(WORK INSTRUCTION):
When the line containing "The calculation used" appears in the entries below, begin printing there and stop after the line containing "Describe what moved and what it gained."; print each of those lines exactly and no other line.

(RECORD SET):
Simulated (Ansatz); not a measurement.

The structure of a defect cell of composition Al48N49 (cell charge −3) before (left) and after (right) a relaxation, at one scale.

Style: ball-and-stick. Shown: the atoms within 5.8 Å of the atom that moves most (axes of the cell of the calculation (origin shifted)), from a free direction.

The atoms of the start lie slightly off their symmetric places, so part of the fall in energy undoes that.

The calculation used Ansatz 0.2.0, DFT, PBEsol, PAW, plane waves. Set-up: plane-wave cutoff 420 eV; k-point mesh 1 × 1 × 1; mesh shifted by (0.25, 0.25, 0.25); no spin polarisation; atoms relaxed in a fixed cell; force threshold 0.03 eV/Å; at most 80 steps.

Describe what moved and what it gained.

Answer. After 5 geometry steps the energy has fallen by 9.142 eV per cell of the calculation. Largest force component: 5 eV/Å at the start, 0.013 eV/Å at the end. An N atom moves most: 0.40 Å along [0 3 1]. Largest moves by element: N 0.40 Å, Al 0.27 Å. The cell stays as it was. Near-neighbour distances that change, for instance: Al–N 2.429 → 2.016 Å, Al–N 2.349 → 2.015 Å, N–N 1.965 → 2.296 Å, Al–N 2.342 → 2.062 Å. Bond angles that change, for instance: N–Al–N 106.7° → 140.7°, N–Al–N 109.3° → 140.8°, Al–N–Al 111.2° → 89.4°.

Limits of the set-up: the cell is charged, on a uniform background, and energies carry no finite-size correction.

(TASK ANSWER):
The calculation used Ansatz 0.2.0, DFT, PBEsol, PAW, plane waves. Set-up: plane-wave cutoff 420 eV; k-point mesh 1 × 1 × 1; mesh shifted by (0.25, 0.25, 0.25); no spin polarisation; atoms relaxed in a fixed cell; force threshold 0.03 eV/Å; at most 80 steps.

Describe what moved and what it gained.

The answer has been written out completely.